Write out every record in full, exactly as written, please.

Extracted entries section start
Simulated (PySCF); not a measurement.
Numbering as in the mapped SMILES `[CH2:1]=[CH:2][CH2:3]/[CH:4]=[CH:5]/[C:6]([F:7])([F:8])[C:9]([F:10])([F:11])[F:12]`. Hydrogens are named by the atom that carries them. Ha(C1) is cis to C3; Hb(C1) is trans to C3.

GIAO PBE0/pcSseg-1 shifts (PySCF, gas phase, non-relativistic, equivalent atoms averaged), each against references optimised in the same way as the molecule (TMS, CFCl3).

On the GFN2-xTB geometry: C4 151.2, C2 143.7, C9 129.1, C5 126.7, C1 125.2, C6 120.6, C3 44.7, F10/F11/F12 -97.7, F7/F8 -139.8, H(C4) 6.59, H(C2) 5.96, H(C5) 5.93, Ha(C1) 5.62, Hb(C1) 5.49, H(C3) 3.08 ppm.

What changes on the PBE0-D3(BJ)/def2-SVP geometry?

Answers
Extracted entries section end

* Worked solution
Simulated (PySCF); not a measurement.
Numbering as in the mapped SMILES `[CH2:1]=[CH:2][CH2:3]/[CH:4]=[CH:5]/[C:6]([F:7])([F:8])[C:9]([F:10])([F:11])[F:12]`. Hydrogens are named by the atom that carries them. Ha(C1) is cis to C3; Hb(C1) is trans to C3.

GIAO PBE0/pcSseg-1 shifts (PySCF, gas phase, non-relativistic, equivalent atoms averaged), each against references optimised in the same way as the molecule (TMS, CFCl3).

On the GFN2-xTB geometry: C4 151.2, C2 143.7, C9 129.1, C5 126.7, C1 125.2, C6 120.6, C3 44.7, F10/F11/F12 -97.7, F7/F8 -139.8, H(C4) 6.59, H(C2) 5.96, H(C5) 5.93, Ha(C1) 5.62, Hb(C1) 5.49, H(C3) 3.08 ppm.

What changes on the PBE0-D3(BJ)/def2-SVP geometry?

Answers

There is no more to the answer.